**Exercise**
With the records below as your source, retype each line exactly from the top down to the line that contains "A: gap on the", and include that line.

**Given records**
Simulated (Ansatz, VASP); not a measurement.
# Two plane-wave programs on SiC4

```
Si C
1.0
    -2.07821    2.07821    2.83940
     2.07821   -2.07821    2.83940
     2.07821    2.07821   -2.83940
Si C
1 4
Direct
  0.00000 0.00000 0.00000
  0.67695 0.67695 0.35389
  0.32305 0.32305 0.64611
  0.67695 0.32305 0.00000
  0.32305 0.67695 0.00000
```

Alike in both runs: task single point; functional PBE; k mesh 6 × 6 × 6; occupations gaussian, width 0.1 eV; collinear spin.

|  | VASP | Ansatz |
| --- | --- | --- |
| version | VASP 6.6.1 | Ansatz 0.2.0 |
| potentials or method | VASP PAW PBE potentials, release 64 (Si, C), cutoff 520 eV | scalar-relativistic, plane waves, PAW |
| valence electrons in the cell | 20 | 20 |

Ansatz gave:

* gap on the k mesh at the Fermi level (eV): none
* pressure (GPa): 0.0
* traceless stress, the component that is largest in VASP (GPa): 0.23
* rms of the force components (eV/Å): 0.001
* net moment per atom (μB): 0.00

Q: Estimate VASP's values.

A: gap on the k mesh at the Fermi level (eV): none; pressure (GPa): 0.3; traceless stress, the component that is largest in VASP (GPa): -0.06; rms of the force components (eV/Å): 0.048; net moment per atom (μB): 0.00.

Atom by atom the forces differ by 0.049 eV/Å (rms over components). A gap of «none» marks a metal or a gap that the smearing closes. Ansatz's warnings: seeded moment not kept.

**Written answer**
Simulated (Ansatz, VASP); not a measurement.
# Two plane-wave programs on SiC4

```
Si C
1.0
    -2.07821    2.07821    2.83940
     2.07821   -2.07821    2.83940
     2.07821    2.07821   -2.83940
Si C
1 4
Direct
  0.00000 0.00000 0.00000
  0.67695 0.67695 0.35389
  0.32305 0.32305 0.64611
  0.67695 0.32305 0.00000
  0.32305 0.67695 0.00000
```

Alike in both runs: task single point; functional PBE; k mesh 6 × 6 × 6; occupations gaussian, width 0.1 eV; collinear spin.

|  | VASP | Ansatz |
| --- | --- | --- |
| version | VASP 6.6.1 | Ansatz 0.2.0 |
| potentials or method | VASP PAW PBE potentials, release 64 (Si, C), cutoff 520 eV | scalar-relativistic, plane waves, PAW |
| valence electrons in the cell | 20 | 20 |

Ansatz gave:

* gap on the k mesh at the Fermi level (eV): none
* pressure (GPa): 0.0
* traceless stress, the component that is largest in VASP (GPa): 0.23
* rms of the force components (eV/Å): 0.001
* net moment per atom (μB): 0.00

Q: Estimate VASP's values.

A: gap on the k mesh at the Fermi level (eV): none; pressure (GPa): 0.3; traceless stress, the component that is largest in VASP (GPa): -0.06; rms of the force components (eV/Å): 0.048; net moment per atom (μB): 0.00.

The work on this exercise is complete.